▶ _Extracted material_
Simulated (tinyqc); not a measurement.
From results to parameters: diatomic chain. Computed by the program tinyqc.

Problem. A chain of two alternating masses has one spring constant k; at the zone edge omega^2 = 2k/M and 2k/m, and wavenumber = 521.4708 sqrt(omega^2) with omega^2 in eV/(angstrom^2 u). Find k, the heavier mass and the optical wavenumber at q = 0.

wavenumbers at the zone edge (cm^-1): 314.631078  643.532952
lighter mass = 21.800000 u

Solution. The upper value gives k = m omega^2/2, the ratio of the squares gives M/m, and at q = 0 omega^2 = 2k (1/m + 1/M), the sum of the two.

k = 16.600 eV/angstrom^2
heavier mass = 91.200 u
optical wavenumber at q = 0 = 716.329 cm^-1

▶ _Action item_
The whole set of records needs to be written out exactly.

▶ _Reply_
Simulated (tinyqc); not a measurement.
From results to parameters: diatomic chain. Computed by the program tinyqc.

Problem. A chain of two alternating masses has one spring constant k; at the zone edge omega^2 = 2k/M and 2k/m, and wavenumber = 521.4708 sqrt(omega^2) with omega^2 in eV/(angstrom^2 u). Find k, the heavier mass and the optical wavenumber at q = 0.

wavenumbers at the zone edge (cm^-1): 314.631078  643.532952
lighter mass = 21.800000 u

Solution. The upper value gives k = m omega^2/2, the ratio of the squares gives M/m, and at q = 0 omega^2 = 2k (1/m + 1/M), the sum of the two.

k = 16.600 eV/angstrom^2
heavier mass = 91.200 u
optical wavenumber at q = 0 = 716.329 cm^-1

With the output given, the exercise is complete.